Work item >>
Give back the full data, retyped precisely.

Data supplied >>
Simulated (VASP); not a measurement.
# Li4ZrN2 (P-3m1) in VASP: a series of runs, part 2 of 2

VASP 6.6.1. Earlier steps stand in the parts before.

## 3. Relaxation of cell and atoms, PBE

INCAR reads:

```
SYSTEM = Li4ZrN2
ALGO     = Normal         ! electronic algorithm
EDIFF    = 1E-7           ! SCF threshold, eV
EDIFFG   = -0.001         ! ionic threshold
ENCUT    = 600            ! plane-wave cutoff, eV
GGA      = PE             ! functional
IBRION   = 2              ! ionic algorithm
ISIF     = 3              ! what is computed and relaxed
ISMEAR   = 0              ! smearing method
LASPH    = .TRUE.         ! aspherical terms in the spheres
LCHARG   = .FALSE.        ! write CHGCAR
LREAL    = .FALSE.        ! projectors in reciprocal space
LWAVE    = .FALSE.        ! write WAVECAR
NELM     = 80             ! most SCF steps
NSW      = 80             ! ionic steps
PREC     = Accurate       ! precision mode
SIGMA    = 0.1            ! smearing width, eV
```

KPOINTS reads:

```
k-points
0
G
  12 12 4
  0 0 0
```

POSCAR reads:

Exercise answer >>
Simulated (VASP); not a measurement.
# Li4ZrN2 (P-3m1) in VASP: a series of runs, part 2 of 2

VASP 6.6.1. Earlier steps stand in the parts before.

## 3. Relaxation of cell and atoms, PBE

INCAR reads:

```
SYSTEM = Li4ZrN2
ALGO     = Normal         ! electronic algorithm
EDIFF    = 1E-7           ! SCF threshold, eV
EDIFFG   = -0.001         ! ionic threshold
ENCUT    = 600            ! plane-wave cutoff, eV
GGA      = PE             ! functional
IBRION   = 2              ! ionic algorithm
ISIF     = 3              ! what is computed and relaxed
ISMEAR   = 0              ! smearing method
LASPH    = .TRUE.         ! aspherical terms in the spheres
LCHARG   = .FALSE.        ! write CHGCAR
LREAL    = .FALSE.        ! projectors in reciprocal space
LWAVE    = .FALSE.        ! write WAVECAR
NELM     = 80             ! most SCF steps
NSW      = 80             ! ionic steps
PREC     = Accurate       ! precision mode
SIGMA    = 0.1            ! smearing width, eV
```

KPOINTS reads:

```
k-points
0
G
  12 12 4
  0 0 0
```

POSCAR reads:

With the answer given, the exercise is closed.